▶ [Assigned task]
All records should be reproduced verbatim.

Record extracts Block Start

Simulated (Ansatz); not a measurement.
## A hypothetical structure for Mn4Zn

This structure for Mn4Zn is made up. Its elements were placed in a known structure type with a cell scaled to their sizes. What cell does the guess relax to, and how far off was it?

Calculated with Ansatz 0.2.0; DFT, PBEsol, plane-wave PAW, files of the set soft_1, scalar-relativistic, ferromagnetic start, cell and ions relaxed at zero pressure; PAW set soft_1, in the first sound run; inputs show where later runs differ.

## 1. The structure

Record extracts Block End

▶ [Response area]
Simulated (Ansatz); not a measurement.
## A hypothetical structure for Mn4Zn

This structure for Mn4Zn is made up. Its elements were placed in a known structure type with a cell scaled to their sizes. What cell does the guess relax to, and how far off was it?

Calculated with Ansatz 0.2.0; DFT, PBEsol, plane-wave PAW, files of the set soft_1, scalar-relativistic, ferromagnetic start, cell and ions relaxed at zero pressure; PAW set soft_1, in the first sound run; inputs show where later runs differ.

## 1. The structure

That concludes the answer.